**Material provided:**
--------------------------------------------------

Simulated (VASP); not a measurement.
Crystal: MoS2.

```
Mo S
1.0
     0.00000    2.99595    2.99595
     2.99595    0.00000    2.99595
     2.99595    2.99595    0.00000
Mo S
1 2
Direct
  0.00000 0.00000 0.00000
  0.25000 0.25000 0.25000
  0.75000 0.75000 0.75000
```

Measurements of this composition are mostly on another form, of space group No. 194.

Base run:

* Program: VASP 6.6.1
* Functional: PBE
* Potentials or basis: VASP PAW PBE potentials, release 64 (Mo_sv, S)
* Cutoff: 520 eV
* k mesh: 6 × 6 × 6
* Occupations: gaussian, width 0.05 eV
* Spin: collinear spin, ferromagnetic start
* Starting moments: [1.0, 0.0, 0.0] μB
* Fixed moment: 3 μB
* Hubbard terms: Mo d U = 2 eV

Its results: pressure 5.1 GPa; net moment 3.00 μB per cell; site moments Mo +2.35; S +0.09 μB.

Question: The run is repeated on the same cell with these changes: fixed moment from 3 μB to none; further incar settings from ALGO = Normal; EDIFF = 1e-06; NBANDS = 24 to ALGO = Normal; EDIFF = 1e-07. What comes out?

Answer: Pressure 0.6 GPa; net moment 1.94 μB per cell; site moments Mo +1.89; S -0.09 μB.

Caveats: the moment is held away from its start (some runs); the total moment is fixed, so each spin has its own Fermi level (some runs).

--------------------------------------------------

What's required is that all of the material be returned exactly.

**Your response:**
Simulated (VASP); not a measurement.
Crystal: MoS2.

```
Mo S
1.0
     0.00000    2.99595    2.99595
     2.99595    0.00000    2.99595
     2.99595    2.99595    0.00000
Mo S
1 2
Direct
  0.00000 0.00000 0.00000
  0.25000 0.25000 0.25000
  0.75000 0.75000 0.75000
```

Measurements of this composition are mostly on another form, of space group No. 194.

Base run:

* Program: VASP 6.6.1
* Functional: PBE
* Potentials or basis: VASP PAW PBE potentials, release 64 (Mo_sv, S)
* Cutoff: 520 eV
* k mesh: 6 × 6 × 6
* Occupations: gaussian, width 0.05 eV
* Spin: collinear spin, ferromagnetic start
* Starting moments: [1.0, 0.0, 0.0] μB
* Fixed moment: 3 μB
* Hubbard terms: Mo d U = 2 eV

Its results: pressure 5.1 GPa; net moment 3.00 μB per cell; site moments Mo +2.35; S +0.09 μB.

Question: The run is repeated on the same cell with these changes: fixed moment from 3 μB to none; further incar settings from ALGO = Normal; EDIFF = 1e-06; NBANDS = 24 to ALGO = Normal; EDIFF = 1e-07. What comes out?

Answer: Pressure 0.6 GPa; net moment 1.94 μB per cell; site moments Mo +1.89; S -0.09 μB.

Caveats: the moment is held away from its start (some runs); the total moment is fixed, so each spin has its own Fermi level (some runs).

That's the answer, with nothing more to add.